Work item:
Output, exactly and in full, the entries that appear below.

_ _ _ _ _ _ _

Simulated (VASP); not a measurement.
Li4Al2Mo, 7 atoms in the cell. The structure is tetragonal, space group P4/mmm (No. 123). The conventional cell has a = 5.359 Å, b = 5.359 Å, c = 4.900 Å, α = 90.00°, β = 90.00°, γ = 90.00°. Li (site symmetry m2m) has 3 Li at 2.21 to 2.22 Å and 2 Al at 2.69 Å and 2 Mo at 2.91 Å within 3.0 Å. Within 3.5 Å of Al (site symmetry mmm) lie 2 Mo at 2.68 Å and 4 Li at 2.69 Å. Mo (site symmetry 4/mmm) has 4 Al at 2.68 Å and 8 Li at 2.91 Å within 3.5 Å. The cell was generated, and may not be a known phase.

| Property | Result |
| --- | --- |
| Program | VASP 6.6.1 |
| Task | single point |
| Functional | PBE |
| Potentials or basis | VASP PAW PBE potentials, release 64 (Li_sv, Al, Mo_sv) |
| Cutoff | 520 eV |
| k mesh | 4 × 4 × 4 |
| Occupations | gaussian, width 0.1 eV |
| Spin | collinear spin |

_ _ _ _ _ _ _

Task output:
Simulated (VASP); not a measurement.
Li4Al2Mo, 7 atoms in the cell. The structure is tetragonal, space group P4/mmm (No. 123). The conventional cell has a = 5.359 Å, b = 5.359 Å, c = 4.900 Å, α = 90.00°, β = 90.00°, γ = 90.00°. Li (site symmetry m2m) has 3 Li at 2.21 to 2.22 Å and 2 Al at 2.69 Å and 2 Mo at 2.91 Å within 3.0 Å. Within 3.5 Å of Al (site symmetry mmm) lie 2 Mo at 2.68 Å and 4 Li at 2.69 Å. Mo (site symmetry 4/mmm) has 4 Al at 2.68 Å and 8 Li at 2.91 Å within 3.5 Å. The cell was generated, and may not be a known phase.

| Property | Result |
| --- | --- |
| Program | VASP 6.6.1 |
| Task | single point |
| Functional | PBE |
| Potentials or basis | VASP PAW PBE potentials, release 64 (Li_sv, Al, Mo_sv) |
| Cutoff | 520 eV |
| k mesh | 4 × 4 × 4 |
| Occupations | gaussian, width 0.1 eV |
| Spin | collinear spin |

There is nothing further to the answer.